**Work request**
Copy exactly the lines from the start of the data below through the one that carries "Solution. E (-1.31", and only those.

**Data records**
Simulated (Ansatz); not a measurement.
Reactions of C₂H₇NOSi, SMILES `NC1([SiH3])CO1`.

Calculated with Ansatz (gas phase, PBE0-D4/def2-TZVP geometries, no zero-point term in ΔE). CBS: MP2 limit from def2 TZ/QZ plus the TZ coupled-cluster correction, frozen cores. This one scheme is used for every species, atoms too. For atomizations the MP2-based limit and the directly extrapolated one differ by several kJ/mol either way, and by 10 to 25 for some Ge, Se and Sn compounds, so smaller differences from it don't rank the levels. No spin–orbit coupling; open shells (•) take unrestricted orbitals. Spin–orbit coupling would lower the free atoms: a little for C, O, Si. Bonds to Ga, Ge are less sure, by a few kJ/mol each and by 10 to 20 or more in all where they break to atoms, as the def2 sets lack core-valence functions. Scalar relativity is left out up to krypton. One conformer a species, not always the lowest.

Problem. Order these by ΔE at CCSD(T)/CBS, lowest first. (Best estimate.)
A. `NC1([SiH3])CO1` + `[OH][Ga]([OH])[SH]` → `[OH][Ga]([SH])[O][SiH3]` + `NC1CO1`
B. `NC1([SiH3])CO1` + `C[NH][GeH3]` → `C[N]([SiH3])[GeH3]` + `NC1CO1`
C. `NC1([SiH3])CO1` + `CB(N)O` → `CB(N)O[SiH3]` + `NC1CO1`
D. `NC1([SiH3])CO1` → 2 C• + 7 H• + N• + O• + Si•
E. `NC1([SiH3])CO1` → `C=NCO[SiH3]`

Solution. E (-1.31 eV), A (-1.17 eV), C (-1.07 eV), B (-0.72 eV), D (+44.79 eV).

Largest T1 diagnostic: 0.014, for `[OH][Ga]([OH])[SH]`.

**Exercise result**
Simulated (Ansatz); not a measurement.
Reactions of C₂H₇NOSi, SMILES `NC1([SiH3])CO1`.

Calculated with Ansatz (gas phase, PBE0-D4/def2-TZVP geometries, no zero-point term in ΔE). CBS: MP2 limit from def2 TZ/QZ plus the TZ coupled-cluster correction, frozen cores. This one scheme is used for every species, atoms too. For atomizations the MP2-based limit and the directly extrapolated one differ by several kJ/mol either way, and by 10 to 25 for some Ge, Se and Sn compounds, so smaller differences from it don't rank the levels. No spin–orbit coupling; open shells (•) take unrestricted orbitals. Spin–orbit coupling would lower the free atoms: a little for C, O, Si. Bonds to Ga, Ge are less sure, by a few kJ/mol each and by 10 to 20 or more in all where they break to atoms, as the def2 sets lack core-valence functions. Scalar relativity is left out up to krypton. One conformer a species, not always the lowest.

Problem. Order these by ΔE at CCSD(T)/CBS, lowest first. (Best estimate.)
A. `NC1([SiH3])CO1` + `[OH][Ga]([OH])[SH]` → `[OH][Ga]([SH])[O][SiH3]` + `NC1CO1`
B. `NC1([SiH3])CO1` + `C[NH][GeH3]` → `C[N]([SiH3])[GeH3]` + `NC1CO1`
C. `NC1([SiH3])CO1` + `CB(N)O` → `CB(N)O[SiH3]` + `NC1CO1`
D. `NC1([SiH3])CO1` → 2 C• + 7 H• + N• + O• + Si•
E. `NC1([SiH3])CO1` → `C=NCO[SiH3]`

Solution. E (-1.31 eV), A (-1.17 eV), C (-1.07 eV), B (-0.72 eV), D (+44.79 eV).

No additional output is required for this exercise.